- _Record set_
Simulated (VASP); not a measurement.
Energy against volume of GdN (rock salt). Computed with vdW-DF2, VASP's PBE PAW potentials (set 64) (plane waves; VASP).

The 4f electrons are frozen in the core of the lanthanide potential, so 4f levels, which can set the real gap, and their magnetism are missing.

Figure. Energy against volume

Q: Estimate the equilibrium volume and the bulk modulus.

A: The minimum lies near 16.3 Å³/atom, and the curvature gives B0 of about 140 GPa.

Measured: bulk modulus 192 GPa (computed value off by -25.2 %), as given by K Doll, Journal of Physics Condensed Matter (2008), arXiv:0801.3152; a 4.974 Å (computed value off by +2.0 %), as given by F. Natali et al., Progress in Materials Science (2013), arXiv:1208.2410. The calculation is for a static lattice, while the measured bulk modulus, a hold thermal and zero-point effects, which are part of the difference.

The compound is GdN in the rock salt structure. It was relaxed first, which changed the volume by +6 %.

- _Assigned task_
Word for word, reproduce the listing from its first line through the line that has "A: The minimum" in it, and go no further.

- _Written response_
Simulated (VASP); not a measurement.
Energy against volume of GdN (rock salt). Computed with vdW-DF2, VASP's PBE PAW potentials (set 64) (plane waves; VASP).

The 4f electrons are frozen in the core of the lanthanide potential, so 4f levels, which can set the real gap, and their magnetism are missing.

Figure. Energy against volume

Q: Estimate the equilibrium volume and the bulk modulus.

A: The minimum lies near 16.3 Å³/atom, and the curvature gives B0 of about 140 GPa.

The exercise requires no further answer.